**SOURCE DATA**.
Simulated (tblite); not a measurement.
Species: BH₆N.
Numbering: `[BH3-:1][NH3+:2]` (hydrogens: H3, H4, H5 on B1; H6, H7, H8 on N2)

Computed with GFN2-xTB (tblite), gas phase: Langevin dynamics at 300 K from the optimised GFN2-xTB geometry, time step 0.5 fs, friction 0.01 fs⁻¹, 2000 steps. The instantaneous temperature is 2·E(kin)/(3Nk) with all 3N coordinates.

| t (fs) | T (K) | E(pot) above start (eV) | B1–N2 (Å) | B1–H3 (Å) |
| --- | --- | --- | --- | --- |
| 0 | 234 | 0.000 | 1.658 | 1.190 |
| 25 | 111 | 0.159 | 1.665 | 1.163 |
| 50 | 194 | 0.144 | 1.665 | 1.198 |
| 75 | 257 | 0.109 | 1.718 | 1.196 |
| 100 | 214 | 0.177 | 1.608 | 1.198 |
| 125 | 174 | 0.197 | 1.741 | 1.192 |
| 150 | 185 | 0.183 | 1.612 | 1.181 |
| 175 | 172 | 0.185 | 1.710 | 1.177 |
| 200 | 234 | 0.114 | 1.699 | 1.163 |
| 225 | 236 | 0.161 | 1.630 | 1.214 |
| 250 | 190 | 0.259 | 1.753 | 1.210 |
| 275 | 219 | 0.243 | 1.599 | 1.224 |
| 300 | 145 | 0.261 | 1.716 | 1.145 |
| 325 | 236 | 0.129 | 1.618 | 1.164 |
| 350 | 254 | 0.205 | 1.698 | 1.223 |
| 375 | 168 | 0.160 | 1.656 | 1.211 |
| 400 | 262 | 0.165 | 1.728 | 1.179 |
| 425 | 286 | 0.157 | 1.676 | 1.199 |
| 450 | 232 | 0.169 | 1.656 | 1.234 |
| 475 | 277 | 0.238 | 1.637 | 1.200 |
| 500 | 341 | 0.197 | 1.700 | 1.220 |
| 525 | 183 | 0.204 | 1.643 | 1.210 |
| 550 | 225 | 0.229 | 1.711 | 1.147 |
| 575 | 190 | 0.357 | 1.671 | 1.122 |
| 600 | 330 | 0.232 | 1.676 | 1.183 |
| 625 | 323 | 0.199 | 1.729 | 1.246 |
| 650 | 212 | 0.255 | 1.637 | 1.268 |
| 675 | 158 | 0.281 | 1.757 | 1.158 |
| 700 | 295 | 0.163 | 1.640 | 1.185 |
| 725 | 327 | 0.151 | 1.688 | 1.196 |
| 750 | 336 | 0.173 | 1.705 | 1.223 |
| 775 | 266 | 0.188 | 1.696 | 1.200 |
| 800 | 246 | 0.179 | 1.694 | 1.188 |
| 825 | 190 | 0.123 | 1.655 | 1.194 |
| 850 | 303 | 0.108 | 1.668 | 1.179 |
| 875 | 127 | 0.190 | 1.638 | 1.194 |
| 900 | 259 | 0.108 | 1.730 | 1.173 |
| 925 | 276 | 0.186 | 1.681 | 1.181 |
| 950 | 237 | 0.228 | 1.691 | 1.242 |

**BRIEF**.
Each line from the top of the material above through the line with "1.710 | 1.177 |" must be echoed exactly, and no other line.

**ANSWER AREA**.
Simulated (tblite); not a measurement.
Species: BH₆N.
Numbering: `[BH3-:1][NH3+:2]` (hydrogens: H3, H4, H5 on B1; H6, H7, H8 on N2)

Computed with GFN2-xTB (tblite), gas phase: Langevin dynamics at 300 K from the optimised GFN2-xTB geometry, time step 0.5 fs, friction 0.01 fs⁻¹, 2000 steps. The instantaneous temperature is 2·E(kin)/(3Nk) with all 3N coordinates.

| t (fs) | T (K) | E(pot) above start (eV) | B1–N2 (Å) | B1–H3 (Å) |
| --- | --- | --- | --- | --- |
| 0 | 234 | 0.000 | 1.658 | 1.190 |
| 25 | 111 | 0.159 | 1.665 | 1.163 |
| 50 | 194 | 0.144 | 1.665 | 1.198 |
| 75 | 257 | 0.109 | 1.718 | 1.196 |
| 100 | 214 | 0.177 | 1.608 | 1.198 |
| 125 | 174 | 0.197 | 1.741 | 1.192 |
| 150 | 185 | 0.183 | 1.612 | 1.181 |
| 175 | 172 | 0.185 | 1.710 | 1.177 |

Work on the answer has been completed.